The data should be transcribed in its entirety, word for word.

*** Dataset records Section Begins ***

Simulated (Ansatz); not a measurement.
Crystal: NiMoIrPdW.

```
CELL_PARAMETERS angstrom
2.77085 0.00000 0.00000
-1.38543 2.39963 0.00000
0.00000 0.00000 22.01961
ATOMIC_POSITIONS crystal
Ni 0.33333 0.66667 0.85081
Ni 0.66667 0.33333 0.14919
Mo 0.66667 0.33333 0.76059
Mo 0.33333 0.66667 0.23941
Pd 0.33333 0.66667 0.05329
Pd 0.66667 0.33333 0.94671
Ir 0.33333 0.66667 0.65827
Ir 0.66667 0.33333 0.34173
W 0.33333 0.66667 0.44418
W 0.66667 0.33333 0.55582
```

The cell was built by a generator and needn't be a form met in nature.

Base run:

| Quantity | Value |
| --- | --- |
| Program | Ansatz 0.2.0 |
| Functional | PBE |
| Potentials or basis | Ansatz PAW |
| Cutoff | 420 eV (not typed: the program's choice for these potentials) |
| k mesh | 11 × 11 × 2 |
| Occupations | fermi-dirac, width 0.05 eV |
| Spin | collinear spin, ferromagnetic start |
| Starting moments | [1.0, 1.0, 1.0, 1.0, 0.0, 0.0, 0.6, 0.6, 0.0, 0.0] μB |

*** Dataset records Section Ends ***

Worked solution:
Simulated (Ansatz); not a measurement.
Crystal: NiMoIrPdW.

```
CELL_PARAMETERS angstrom
2.77085 0.00000 0.00000
-1.38543 2.39963 0.00000
0.00000 0.00000 22.01961
ATOMIC_POSITIONS crystal
Ni 0.33333 0.66667 0.85081
Ni 0.66667 0.33333 0.14919
Mo 0.66667 0.33333 0.76059
Mo 0.33333 0.66667 0.23941
Pd 0.33333 0.66667 0.05329
Pd 0.66667 0.33333 0.94671
Ir 0.33333 0.66667 0.65827
Ir 0.66667 0.33333 0.34173
W 0.33333 0.66667 0.44418
W 0.66667 0.33333 0.55582
```

The cell was built by a generator and needn't be a form met in nature.

Base run:

| Quantity | Value |
| --- | --- |
| Program | Ansatz 0.2.0 |
| Functional | PBE |
| Potentials or basis | Ansatz PAW |
| Cutoff | 420 eV (not typed: the program's choice for these potentials) |
| k mesh | 11 × 11 × 2 |
| Occupations | fermi-dirac, width 0.05 eV |
| Spin | collinear spin, ferromagnetic start |
| Starting moments | [1.0, 1.0, 1.0, 1.0, 0.0, 0.0, 0.6, 0.6, 0.0, 0.0] μB |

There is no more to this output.